# # # # #
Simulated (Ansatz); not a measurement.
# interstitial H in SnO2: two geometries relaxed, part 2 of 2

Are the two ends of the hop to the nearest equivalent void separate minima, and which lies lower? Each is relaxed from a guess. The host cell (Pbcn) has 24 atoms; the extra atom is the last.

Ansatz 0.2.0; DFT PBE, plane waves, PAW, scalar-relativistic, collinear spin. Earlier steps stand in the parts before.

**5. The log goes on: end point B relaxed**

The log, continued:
# # # # #

**ACTION ITEM**
Using the data above, return each line exactly as written.

**REPLY**
Simulated (Ansatz); not a measurement.
# interstitial H in SnO2: two geometries relaxed, part 2 of 2

Are the two ends of the hop to the nearest equivalent void separate minima, and which lies lower? Each is relaxed from a guess. The host cell (Pbcn) has 24 atoms; the extra atom is the last.

Ansatz 0.2.0; DFT PBE, plane waves, PAW, scalar-relativistic, collinear spin. Earlier steps stand in the parts before.

**5. The log goes on: end point B relaxed**

The log, continued:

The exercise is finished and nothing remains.